TASK ITEM
Retype, word for word, every line from the one holding "VASP | Ansatz |" through the one holding "600 | 1240 |" in the entries below, both included, and only those lines.

DATASET CONTENT
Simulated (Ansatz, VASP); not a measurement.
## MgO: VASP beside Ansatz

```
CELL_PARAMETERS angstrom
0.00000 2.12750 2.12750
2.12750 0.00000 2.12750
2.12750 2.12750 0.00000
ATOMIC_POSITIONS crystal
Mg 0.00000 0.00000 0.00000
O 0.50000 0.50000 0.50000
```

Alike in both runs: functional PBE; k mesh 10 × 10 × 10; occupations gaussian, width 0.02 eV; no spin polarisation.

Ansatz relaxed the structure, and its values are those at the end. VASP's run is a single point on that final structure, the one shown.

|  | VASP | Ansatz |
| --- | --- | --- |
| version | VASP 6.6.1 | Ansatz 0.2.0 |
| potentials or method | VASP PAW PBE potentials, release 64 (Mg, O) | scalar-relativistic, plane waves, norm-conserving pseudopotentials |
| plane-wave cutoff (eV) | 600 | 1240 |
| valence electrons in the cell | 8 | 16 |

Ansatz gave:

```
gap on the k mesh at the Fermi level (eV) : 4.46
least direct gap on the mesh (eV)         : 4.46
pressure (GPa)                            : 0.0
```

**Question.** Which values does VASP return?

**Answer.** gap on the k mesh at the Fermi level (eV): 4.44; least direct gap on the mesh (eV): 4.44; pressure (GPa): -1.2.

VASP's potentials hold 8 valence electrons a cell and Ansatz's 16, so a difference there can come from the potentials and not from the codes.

EXERCISE RESPONSE
|  | VASP | Ansatz |
| --- | --- | --- |
| version | VASP 6.6.1 | Ansatz 0.2.0 |
| potentials or method | VASP PAW PBE potentials, release 64 (Mg, O) | scalar-relativistic, plane waves, norm-conserving pseudopotentials |
| plane-wave cutoff (eV) | 600 | 1240 |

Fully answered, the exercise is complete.